Will you give the material below again, every line exactly as it is?

========================================
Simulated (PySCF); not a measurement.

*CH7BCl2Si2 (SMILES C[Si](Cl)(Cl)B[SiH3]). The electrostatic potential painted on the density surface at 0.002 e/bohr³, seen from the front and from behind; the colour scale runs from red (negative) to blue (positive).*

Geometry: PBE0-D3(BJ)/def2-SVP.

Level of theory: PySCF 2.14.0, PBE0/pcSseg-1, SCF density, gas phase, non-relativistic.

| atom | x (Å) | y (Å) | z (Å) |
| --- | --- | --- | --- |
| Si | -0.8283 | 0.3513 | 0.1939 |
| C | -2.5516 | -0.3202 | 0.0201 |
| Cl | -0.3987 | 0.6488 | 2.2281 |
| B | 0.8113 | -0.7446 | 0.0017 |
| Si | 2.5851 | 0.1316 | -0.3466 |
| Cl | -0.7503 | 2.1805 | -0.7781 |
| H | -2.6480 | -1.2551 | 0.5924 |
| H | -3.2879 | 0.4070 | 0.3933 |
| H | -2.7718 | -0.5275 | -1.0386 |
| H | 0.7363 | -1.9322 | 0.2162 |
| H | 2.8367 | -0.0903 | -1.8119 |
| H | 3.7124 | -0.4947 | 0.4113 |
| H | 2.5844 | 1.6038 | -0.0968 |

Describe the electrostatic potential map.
========================================

*ANSWER SPACE*.
Simulated (PySCF); not a measurement.

*CH7BCl2Si2 (SMILES C[Si](Cl)(Cl)B[SiH3]). The electrostatic potential painted on the density surface at 0.002 e/bohr³, seen from the front and from behind; the colour scale runs from red (negative) to blue (positive).*

Geometry: PBE0-D3(BJ)/def2-SVP.

Level of theory: PySCF 2.14.0, PBE0/pcSseg-1, SCF density, gas phase, non-relativistic.

| atom | x (Å) | y (Å) | z (Å) |
| --- | --- | --- | --- |
| Si | -0.8283 | 0.3513 | 0.1939 |
| C | -2.5516 | -0.3202 | 0.0201 |
| Cl | -0.3987 | 0.6488 | 2.2281 |
| B | 0.8113 | -0.7446 | 0.0017 |
| Si | 2.5851 | 0.1316 | -0.3466 |
| Cl | -0.7503 | 2.1805 | -0.7781 |
| H | -2.6480 | -1.2551 | 0.5924 |
| H | -3.2879 | 0.4070 | 0.3933 |
| H | -2.7718 | -0.5275 | -1.0386 |
| H | 0.7363 | -1.9322 | 0.2162 |
| H | 2.8367 | -0.0903 | -1.8119 |
| H | 3.7124 | -0.4947 | 0.4113 |
| H | 2.5844 | 1.6038 | -0.0968 |

Describe the electrostatic potential map.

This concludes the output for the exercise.